> [Work order]:
Restate word for word every line from the top of the data below down through the line that holds "VASP's potentials were".

Content starts

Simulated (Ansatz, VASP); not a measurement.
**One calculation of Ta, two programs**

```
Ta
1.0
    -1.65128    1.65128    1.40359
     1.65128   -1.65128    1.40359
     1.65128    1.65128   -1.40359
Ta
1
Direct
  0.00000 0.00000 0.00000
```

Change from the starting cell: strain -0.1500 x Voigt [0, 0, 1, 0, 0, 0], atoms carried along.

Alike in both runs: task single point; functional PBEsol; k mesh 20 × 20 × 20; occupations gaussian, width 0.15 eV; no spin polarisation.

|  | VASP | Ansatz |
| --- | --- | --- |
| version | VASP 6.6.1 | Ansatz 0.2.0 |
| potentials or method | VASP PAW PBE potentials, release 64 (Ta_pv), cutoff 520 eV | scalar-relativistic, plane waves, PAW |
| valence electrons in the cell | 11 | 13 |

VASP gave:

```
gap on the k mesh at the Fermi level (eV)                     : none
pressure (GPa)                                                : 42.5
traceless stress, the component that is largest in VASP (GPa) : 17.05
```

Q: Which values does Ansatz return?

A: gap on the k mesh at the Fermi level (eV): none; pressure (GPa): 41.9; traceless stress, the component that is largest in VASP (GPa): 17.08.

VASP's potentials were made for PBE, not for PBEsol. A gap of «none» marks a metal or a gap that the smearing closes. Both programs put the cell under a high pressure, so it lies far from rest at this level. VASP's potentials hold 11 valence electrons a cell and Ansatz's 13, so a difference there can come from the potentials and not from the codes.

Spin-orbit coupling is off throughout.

Content ends

> [Answer section]:
Simulated (Ansatz, VASP); not a measurement.
**One calculation of Ta, two programs**

```
Ta
1.0
    -1.65128    1.65128    1.40359
     1.65128   -1.65128    1.40359
     1.65128    1.65128   -1.40359
Ta
1
Direct
  0.00000 0.00000 0.00000
```

Change from the starting cell: strain -0.1500 x Voigt [0, 0, 1, 0, 0, 0], atoms carried along.

Alike in both runs: task single point; functional PBEsol; k mesh 20 × 20 × 20; occupations gaussian, width 0.15 eV; no spin polarisation.

|  | VASP | Ansatz |
| --- | --- | --- |
| version | VASP 6.6.1 | Ansatz 0.2.0 |
| potentials or method | VASP PAW PBE potentials, release 64 (Ta_pv), cutoff 520 eV | scalar-relativistic, plane waves, PAW |
| valence electrons in the cell | 11 | 13 |

VASP gave:

```
gap on the k mesh at the Fermi level (eV)                     : none
pressure (GPa)                                                : 42.5
traceless stress, the component that is largest in VASP (GPa) : 17.05
```

Q: Which values does Ansatz return?

A: gap on the k mesh at the Fermi level (eV): none; pressure (GPa): 41.9; traceless stress, the component that is largest in VASP (GPa): 17.08.

VASP's potentials were made for PBE, not for PBEsol. A gap of «none» marks a metal or a gap that the smearing closes. Both programs put the cell under a high pressure, so it lies far from rest at this level. VASP's potentials hold 11 valence electrons a cell and Ansatz's 13, so a difference there can come from the potentials and not from the codes.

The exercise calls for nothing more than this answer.